# Requirement
Please retype the records below exactly, from the first line down to and including the line with "Solution. (a) 0.2.".

# Exercise data
=-=-=-=-=

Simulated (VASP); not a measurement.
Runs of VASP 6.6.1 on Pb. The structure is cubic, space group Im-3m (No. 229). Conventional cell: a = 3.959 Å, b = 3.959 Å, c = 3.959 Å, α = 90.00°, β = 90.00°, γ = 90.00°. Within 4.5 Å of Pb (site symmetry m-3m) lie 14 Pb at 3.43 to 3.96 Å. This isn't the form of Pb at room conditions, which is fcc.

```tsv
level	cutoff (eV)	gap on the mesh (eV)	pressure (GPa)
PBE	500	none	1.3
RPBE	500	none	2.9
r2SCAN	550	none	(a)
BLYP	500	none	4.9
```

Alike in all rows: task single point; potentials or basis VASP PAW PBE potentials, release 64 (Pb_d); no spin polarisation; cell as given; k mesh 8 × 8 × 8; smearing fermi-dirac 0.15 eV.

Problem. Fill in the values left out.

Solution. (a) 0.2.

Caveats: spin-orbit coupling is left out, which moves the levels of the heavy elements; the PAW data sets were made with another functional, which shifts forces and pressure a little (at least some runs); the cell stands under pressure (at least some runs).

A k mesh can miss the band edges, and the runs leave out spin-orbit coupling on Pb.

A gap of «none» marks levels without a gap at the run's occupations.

=-=-=-=-=

# Answer section
Simulated (VASP); not a measurement.
Runs of VASP 6.6.1 on Pb. The structure is cubic, space group Im-3m (No. 229). Conventional cell: a = 3.959 Å, b = 3.959 Å, c = 3.959 Å, α = 90.00°, β = 90.00°, γ = 90.00°. Within 4.5 Å of Pb (site symmetry m-3m) lie 14 Pb at 3.43 to 3.96 Å. This isn't the form of Pb at room conditions, which is fcc.

```tsv
level	cutoff (eV)	gap on the mesh (eV)	pressure (GPa)
PBE	500	none	1.3
RPBE	500	none	2.9
r2SCAN	550	none	(a)
BLYP	500	none	4.9
```

Alike in all rows: task single point; potentials or basis VASP PAW PBE potentials, release 64 (Pb_d); no spin polarisation; cell as given; k mesh 8 × 8 × 8; smearing fermi-dirac 0.15 eV.

Problem. Fill in the values left out.

Solution. (a) 0.2.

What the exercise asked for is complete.